» **Work task**
Each line of the listing below must be set down exactly.

# # # # #
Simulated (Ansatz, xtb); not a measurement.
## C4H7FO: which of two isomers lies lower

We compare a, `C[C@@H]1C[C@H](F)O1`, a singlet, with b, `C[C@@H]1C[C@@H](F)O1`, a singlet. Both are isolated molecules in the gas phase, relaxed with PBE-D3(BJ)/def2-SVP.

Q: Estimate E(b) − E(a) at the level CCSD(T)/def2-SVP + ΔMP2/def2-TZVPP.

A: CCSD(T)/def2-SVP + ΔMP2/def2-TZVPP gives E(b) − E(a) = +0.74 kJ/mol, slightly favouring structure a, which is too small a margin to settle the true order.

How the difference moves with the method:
# # # # #

» **Answer box**
Simulated (Ansatz, xtb); not a measurement.
## C4H7FO: which of two isomers lies lower

We compare a, `C[C@@H]1C[C@H](F)O1`, a singlet, with b, `C[C@@H]1C[C@@H](F)O1`, a singlet. Both are isolated molecules in the gas phase, relaxed with PBE-D3(BJ)/def2-SVP.

Q: Estimate E(b) − E(a) at the level CCSD(T)/def2-SVP + ΔMP2/def2-TZVPP.

A: CCSD(T)/def2-SVP + ΔMP2/def2-TZVPP gives E(b) − E(a) = +0.74 kJ/mol, slightly favouring structure a, which is too small a margin to settle the true order.

How the difference moves with the method:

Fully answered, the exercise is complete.